▶ [Records shown]
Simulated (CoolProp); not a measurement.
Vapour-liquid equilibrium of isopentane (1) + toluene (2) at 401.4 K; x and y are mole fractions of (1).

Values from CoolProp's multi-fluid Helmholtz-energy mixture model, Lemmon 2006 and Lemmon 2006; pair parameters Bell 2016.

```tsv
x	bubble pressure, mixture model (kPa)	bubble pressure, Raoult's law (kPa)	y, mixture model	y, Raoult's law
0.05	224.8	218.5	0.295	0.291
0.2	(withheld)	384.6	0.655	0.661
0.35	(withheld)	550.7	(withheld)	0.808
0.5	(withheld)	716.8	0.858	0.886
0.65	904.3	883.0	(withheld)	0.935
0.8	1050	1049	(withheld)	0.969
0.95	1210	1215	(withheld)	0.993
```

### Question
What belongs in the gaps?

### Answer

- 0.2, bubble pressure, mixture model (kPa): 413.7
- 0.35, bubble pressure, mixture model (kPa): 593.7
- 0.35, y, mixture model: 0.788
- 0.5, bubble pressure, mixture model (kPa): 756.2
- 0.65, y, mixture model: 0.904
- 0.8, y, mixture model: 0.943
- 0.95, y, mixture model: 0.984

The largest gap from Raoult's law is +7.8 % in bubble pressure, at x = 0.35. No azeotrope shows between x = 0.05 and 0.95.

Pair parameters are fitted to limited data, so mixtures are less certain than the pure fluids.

▶ [Action item] Set down, exactly as they appear, the lines above from the first one to the line that holds "The largest gap", both included, please, and no others.

▶ [Your solution]
Simulated (CoolProp); not a measurement.
Vapour-liquid equilibrium of isopentane (1) + toluene (2) at 401.4 K; x and y are mole fractions of (1).

Values from CoolProp's multi-fluid Helmholtz-energy mixture model, Lemmon 2006 and Lemmon 2006; pair parameters Bell 2016.

```tsv
x	bubble pressure, mixture model (kPa)	bubble pressure, Raoult's law (kPa)	y, mixture model	y, Raoult's law
0.05	224.8	218.5	0.295	0.291
0.2	(withheld)	384.6	0.655	0.661
0.35	(withheld)	550.7	(withheld)	0.808
0.5	(withheld)	716.8	0.858	0.886
0.65	904.3	883.0	(withheld)	0.935
0.8	1050	1049	(withheld)	0.969
0.95	1210	1215	(withheld)	0.993
```

### Question
What belongs in the gaps?

### Answer

- 0.2, bubble pressure, mixture model (kPa): 413.7
- 0.35, bubble pressure, mixture model (kPa): 593.7
- 0.35, y, mixture model: 0.788
- 0.5, bubble pressure, mixture model (kPa): 756.2
- 0.65, y, mixture model: 0.904
- 0.8, y, mixture model: 0.943
- 0.95, y, mixture model: 0.984

The largest gap from Raoult's law is +7.8 % in bubble pressure, at x = 0.35. No azeotrope shows between x = 0.05 and 0.95.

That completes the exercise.